◆ WORK INSTRUCTION ◆
Could you retype all of the data below exactly as given?

#####

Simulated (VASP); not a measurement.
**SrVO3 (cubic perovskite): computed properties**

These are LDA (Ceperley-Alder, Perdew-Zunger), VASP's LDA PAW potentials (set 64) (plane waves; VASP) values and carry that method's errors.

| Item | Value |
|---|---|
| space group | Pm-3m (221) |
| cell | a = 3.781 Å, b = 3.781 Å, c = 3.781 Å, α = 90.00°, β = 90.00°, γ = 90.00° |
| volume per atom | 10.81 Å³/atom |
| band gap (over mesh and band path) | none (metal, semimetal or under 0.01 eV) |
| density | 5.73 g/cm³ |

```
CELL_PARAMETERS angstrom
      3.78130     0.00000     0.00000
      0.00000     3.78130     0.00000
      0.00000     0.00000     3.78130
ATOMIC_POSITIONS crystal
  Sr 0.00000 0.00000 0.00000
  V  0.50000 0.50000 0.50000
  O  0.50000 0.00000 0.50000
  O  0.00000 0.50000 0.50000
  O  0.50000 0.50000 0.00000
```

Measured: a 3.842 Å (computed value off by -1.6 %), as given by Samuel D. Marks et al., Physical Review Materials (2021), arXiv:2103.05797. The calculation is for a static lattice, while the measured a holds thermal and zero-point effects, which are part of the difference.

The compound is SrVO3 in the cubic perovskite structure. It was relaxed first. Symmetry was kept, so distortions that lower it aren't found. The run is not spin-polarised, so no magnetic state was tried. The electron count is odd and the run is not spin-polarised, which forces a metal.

#####

◆ WORKED SOLUTION ◆
Simulated (VASP); not a measurement.
**SrVO3 (cubic perovskite): computed properties**

These are LDA (Ceperley-Alder, Perdew-Zunger), VASP's LDA PAW potentials (set 64) (plane waves; VASP) values and carry that method's errors.

| Item | Value |
|---|---|
| space group | Pm-3m (221) |
| cell | a = 3.781 Å, b = 3.781 Å, c = 3.781 Å, α = 90.00°, β = 90.00°, γ = 90.00° |
| volume per atom | 10.81 Å³/atom |
| band gap (over mesh and band path) | none (metal, semimetal or under 0.01 eV) |
| density | 5.73 g/cm³ |

```
CELL_PARAMETERS angstrom
      3.78130     0.00000     0.00000
      0.00000     3.78130     0.00000
      0.00000     0.00000     3.78130
ATOMIC_POSITIONS crystal
  Sr 0.00000 0.00000 0.00000
  V  0.50000 0.50000 0.50000
  O  0.50000 0.00000 0.50000
  O  0.00000 0.50000 0.50000
  O  0.50000 0.50000 0.00000
```

Measured: a 3.842 Å (computed value off by -1.6 %), as given by Samuel D. Marks et al., Physical Review Materials (2021), arXiv:2103.05797. The calculation is for a static lattice, while the measured a holds thermal and zero-point effects, which are part of the difference.

The compound is SrVO3 in the cubic perovskite structure. It was relaxed first. Symmetry was kept, so distortions that lower it aren't found. The run is not spin-polarised, so no magnetic state was tried. The electron count is odd and the run is not spin-polarised, which forces a metal.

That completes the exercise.